- INFORMATION SUPPLIED:
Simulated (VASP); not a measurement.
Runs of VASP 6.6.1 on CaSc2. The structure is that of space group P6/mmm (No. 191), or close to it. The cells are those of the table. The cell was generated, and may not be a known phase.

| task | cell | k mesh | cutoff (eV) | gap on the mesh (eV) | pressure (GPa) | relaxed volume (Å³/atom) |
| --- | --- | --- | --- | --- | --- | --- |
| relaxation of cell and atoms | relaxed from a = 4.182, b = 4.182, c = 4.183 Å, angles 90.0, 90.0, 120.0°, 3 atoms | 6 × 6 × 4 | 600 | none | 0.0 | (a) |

- WORK REQUEST: Reproduce the records above exactly as they appear.

- PROBLEM SOLUTION:
Simulated (VASP); not a measurement.
Runs of VASP 6.6.1 on CaSc2. The structure is that of space group P6/mmm (No. 191), or close to it. The cells are those of the table. The cell was generated, and may not be a known phase.

| task | cell | k mesh | cutoff (eV) | gap on the mesh (eV) | pressure (GPa) | relaxed volume (Å³/atom) |
| --- | --- | --- | --- | --- | --- | --- |
| relaxation of cell and atoms | relaxed from a = 4.182, b = 4.182, c = 4.183 Å, angles 90.0, 90.0, 120.0°, 3 atoms | 6 × 6 × 4 | 600 | none | 0.0 | (a) |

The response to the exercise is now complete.